> **WORK INSTRUCTION**: Return the records exactly, please. Every line should match.

====================
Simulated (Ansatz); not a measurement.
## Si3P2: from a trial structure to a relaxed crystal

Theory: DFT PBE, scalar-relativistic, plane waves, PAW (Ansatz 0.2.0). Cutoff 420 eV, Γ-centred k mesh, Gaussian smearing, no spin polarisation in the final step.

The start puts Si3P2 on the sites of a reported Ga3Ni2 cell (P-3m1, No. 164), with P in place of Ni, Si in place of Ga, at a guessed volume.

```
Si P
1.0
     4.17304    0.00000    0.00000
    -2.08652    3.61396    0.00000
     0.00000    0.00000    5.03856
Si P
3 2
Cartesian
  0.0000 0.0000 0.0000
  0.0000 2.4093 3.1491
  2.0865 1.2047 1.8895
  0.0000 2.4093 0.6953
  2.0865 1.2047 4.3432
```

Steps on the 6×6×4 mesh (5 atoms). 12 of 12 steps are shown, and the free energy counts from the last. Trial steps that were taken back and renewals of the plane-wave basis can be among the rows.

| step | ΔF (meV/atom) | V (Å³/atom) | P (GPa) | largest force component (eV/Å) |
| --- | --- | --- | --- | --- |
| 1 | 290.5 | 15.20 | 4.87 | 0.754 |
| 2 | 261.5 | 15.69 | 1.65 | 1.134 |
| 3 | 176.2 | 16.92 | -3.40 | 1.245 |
====================

> **ANSWER BOX**:
Simulated (Ansatz); not a measurement.
## Si3P2: from a trial structure to a relaxed crystal

Theory: DFT PBE, scalar-relativistic, plane waves, PAW (Ansatz 0.2.0). Cutoff 420 eV, Γ-centred k mesh, Gaussian smearing, no spin polarisation in the final step.

The start puts Si3P2 on the sites of a reported Ga3Ni2 cell (P-3m1, No. 164), with P in place of Ni, Si in place of Ga, at a guessed volume.

```
Si P
1.0
     4.17304    0.00000    0.00000
    -2.08652    3.61396    0.00000
     0.00000    0.00000    5.03856
Si P
3 2
Cartesian
  0.0000 0.0000 0.0000
  0.0000 2.4093 3.1491
  2.0865 1.2047 1.8895
  0.0000 2.4093 0.6953
  2.0865 1.2047 4.3432
```

Steps on the 6×6×4 mesh (5 atoms). 12 of 12 steps are shown, and the free energy counts from the last. Trial steps that were taken back and renewals of the plane-wave basis can be among the rows.

| step | ΔF (meV/atom) | V (Å³/atom) | P (GPa) | largest force component (eV/Å) |
| --- | --- | --- | --- | --- |
| 1 | 290.5 | 15.20 | 4.87 | 0.754 |
| 2 | 261.5 | 15.69 | 1.65 | 1.134 |
| 3 | 176.2 | 16.92 | -3.40 | 1.245 |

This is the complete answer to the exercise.